Work instruction.
Repeat the listing below in full, keeping each word as given.

##########

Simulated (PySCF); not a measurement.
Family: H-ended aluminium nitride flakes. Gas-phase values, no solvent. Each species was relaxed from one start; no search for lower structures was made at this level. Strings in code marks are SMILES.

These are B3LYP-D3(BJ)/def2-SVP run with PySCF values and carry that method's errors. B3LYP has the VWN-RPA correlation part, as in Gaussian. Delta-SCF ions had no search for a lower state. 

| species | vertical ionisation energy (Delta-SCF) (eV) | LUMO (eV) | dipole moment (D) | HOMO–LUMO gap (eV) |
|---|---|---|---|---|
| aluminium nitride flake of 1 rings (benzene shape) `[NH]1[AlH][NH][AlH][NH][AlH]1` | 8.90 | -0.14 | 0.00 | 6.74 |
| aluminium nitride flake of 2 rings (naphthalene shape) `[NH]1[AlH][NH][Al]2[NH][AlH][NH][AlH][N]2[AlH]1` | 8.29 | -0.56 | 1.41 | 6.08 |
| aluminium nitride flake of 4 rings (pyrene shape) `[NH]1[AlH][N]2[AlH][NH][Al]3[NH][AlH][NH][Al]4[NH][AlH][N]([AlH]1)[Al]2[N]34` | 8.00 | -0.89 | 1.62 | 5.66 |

##########

Problem solution.
Simulated (PySCF); not a measurement.
Family: H-ended aluminium nitride flakes. Gas-phase values, no solvent. Each species was relaxed from one start; no search for lower structures was made at this level. Strings in code marks are SMILES.

These are B3LYP-D3(BJ)/def2-SVP run with PySCF values and carry that method's errors. B3LYP has the VWN-RPA correlation part, as in Gaussian. Delta-SCF ions had no search for a lower state. 

| species | vertical ionisation energy (Delta-SCF) (eV) | LUMO (eV) | dipole moment (D) | HOMO–LUMO gap (eV) |
|---|---|---|---|---|
| aluminium nitride flake of 1 rings (benzene shape) `[NH]1[AlH][NH][AlH][NH][AlH]1` | 8.90 | -0.14 | 0.00 | 6.74 |
| aluminium nitride flake of 2 rings (naphthalene shape) `[NH]1[AlH][NH][Al]2[NH][AlH][NH][AlH][N]2[AlH]1` | 8.29 | -0.56 | 1.41 | 6.08 |
| aluminium nitride flake of 4 rings (pyrene shape) `[NH]1[AlH][N]2[AlH][NH][Al]3[NH][AlH][NH][Al]4[NH][AlH][N]([AlH]1)[Al]2[N]34` | 8.00 | -0.89 | 1.62 | 5.66 |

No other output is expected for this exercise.